(Activity)
Take the entries below and give them back exactly. Leave out nothing.

(Data excerpts)
+ + + + +
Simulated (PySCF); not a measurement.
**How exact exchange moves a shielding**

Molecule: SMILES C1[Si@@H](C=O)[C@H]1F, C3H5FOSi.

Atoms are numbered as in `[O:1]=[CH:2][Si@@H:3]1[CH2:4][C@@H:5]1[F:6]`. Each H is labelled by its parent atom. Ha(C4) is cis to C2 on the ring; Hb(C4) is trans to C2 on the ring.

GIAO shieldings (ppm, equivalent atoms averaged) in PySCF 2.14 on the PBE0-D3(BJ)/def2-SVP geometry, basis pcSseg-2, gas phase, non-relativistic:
+ + + + +

(Answer section)
Simulated (PySCF); not a measurement.
**How exact exchange moves a shielding**

Molecule: SMILES C1[Si@@H](C=O)[C@H]1F, C3H5FOSi.

Atoms are numbered as in `[O:1]=[CH:2][Si@@H:3]1[CH2:4][C@@H:5]1[F:6]`. Each H is labelled by its parent atom. Ha(C4) is cis to C2 on the ring; Hb(C4) is trans to C2 on the ring.

GIAO shieldings (ppm, equivalent atoms averaged) in PySCF 2.14 on the PBE0-D3(BJ)/def2-SVP geometry, basis pcSseg-2, gas phase, non-relativistic:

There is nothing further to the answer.